* [Work task]: Every record is to be transcribed exactly as written.

─── Recorded information ───

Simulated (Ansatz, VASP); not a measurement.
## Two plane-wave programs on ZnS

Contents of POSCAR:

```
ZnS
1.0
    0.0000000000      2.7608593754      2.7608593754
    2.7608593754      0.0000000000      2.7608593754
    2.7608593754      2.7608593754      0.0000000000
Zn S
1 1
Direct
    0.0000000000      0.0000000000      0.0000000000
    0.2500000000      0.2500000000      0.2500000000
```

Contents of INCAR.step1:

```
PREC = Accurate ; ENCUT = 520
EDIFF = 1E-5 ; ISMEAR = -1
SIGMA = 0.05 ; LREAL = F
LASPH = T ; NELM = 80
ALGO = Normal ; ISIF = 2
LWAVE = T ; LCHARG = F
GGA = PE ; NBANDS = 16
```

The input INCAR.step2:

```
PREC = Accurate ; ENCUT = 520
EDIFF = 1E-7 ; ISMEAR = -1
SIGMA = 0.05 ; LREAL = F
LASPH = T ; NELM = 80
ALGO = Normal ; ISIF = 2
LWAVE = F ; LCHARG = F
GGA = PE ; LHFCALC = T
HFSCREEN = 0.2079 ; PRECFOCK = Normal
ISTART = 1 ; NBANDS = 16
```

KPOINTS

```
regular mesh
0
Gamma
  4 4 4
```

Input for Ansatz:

───

* [Exercise output]:
Simulated (Ansatz, VASP); not a measurement.
## Two plane-wave programs on ZnS

Contents of POSCAR:

```
ZnS
1.0
    0.0000000000      2.7608593754      2.7608593754
    2.7608593754      0.0000000000      2.7608593754
    2.7608593754      2.7608593754      0.0000000000
Zn S
1 1
Direct
    0.0000000000      0.0000000000      0.0000000000
    0.2500000000      0.2500000000      0.2500000000
```

Contents of INCAR.step1:

```
PREC = Accurate ; ENCUT = 520
EDIFF = 1E-5 ; ISMEAR = -1
SIGMA = 0.05 ; LREAL = F
LASPH = T ; NELM = 80
ALGO = Normal ; ISIF = 2
LWAVE = T ; LCHARG = F
GGA = PE ; NBANDS = 16
```

The input INCAR.step2:

```
PREC = Accurate ; ENCUT = 520
EDIFF = 1E-7 ; ISMEAR = -1
SIGMA = 0.05 ; LREAL = F
LASPH = T ; NELM = 80
ALGO = Normal ; ISIF = 2
LWAVE = F ; LCHARG = F
GGA = PE ; LHFCALC = T
HFSCREEN = 0.2079 ; PRECFOCK = Normal
ISTART = 1 ; NBANDS = 16
```

KPOINTS

```
regular mesh
0
Gamma
  4 4 4
```

Input for Ansatz:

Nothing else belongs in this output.